▬▬▬▬▬▬▬▬▬▬

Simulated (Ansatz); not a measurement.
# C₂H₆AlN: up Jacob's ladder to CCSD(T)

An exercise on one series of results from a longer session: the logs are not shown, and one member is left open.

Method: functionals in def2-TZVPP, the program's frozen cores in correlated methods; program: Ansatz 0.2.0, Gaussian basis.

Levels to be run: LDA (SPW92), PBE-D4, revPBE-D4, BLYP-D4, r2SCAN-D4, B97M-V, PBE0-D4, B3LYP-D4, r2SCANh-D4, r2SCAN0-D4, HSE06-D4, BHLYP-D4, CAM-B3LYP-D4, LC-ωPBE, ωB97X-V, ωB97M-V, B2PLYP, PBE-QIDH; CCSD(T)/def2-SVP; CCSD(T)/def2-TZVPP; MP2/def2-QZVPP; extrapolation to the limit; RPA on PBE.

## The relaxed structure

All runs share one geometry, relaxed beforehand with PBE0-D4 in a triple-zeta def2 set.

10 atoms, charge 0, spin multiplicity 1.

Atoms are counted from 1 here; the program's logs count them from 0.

▬▬▬▬▬▬▬▬▬▬

### WORK ORDER
Repeat the data precisely, reproducing every entry.

### EXERCISE RESULT
Simulated (Ansatz); not a measurement.
# C₂H₆AlN: up Jacob's ladder to CCSD(T)

An exercise on one series of results from a longer session: the logs are not shown, and one member is left open.

Method: functionals in def2-TZVPP, the program's frozen cores in correlated methods; program: Ansatz 0.2.0, Gaussian basis.

Levels to be run: LDA (SPW92), PBE-D4, revPBE-D4, BLYP-D4, r2SCAN-D4, B97M-V, PBE0-D4, B3LYP-D4, r2SCANh-D4, r2SCAN0-D4, HSE06-D4, BHLYP-D4, CAM-B3LYP-D4, LC-ωPBE, ωB97X-V, ωB97M-V, B2PLYP, PBE-QIDH; CCSD(T)/def2-SVP; CCSD(T)/def2-TZVPP; MP2/def2-QZVPP; extrapolation to the limit; RPA on PBE.

## The relaxed structure

All runs share one geometry, relaxed beforehand with PBE0-D4 in a triple-zeta def2 set.

10 atoms, charge 0, spin multiplicity 1.

Atoms are counted from 1 here; the program's logs count them from 0.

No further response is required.